Work order: Those lines of the material below that fall between its first line and the line with "Runs of Ansatz", both included, are to be repeated exactly.

Provided data:
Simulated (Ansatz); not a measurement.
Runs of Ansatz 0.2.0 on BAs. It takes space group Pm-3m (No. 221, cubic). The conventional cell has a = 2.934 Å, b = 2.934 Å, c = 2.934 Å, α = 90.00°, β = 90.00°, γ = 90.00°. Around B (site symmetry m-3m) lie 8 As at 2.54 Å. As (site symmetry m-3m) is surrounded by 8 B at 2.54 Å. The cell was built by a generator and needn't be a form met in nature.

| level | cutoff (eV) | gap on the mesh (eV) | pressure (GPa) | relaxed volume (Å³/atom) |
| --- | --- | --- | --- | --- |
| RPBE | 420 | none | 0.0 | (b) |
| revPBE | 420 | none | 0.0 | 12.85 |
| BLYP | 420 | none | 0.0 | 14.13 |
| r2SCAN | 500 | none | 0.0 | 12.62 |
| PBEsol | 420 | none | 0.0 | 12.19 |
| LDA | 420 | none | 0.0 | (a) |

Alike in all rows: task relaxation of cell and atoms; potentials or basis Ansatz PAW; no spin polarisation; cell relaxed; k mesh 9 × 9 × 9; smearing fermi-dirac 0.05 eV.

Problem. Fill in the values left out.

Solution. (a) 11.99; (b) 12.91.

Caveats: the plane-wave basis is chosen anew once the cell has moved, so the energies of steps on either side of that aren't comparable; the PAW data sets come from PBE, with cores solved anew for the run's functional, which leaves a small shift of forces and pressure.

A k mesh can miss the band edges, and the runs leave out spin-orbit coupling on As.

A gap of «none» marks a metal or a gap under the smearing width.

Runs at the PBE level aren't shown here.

Answer area:
Simulated (Ansatz); not a measurement.
Runs of Ansatz 0.2.0 on BAs. It takes space group Pm-3m (No. 221, cubic). The conventional cell has a = 2.934 Å, b = 2.934 Å, c = 2.934 Å, α = 90.00°, β = 90.00°, γ = 90.00°. Around B (site symmetry m-3m) lie 8 As at 2.54 Å. As (site symmetry m-3m) is surrounded by 8 B at 2.54 Å. The cell was built by a generator and needn't be a form met in nature.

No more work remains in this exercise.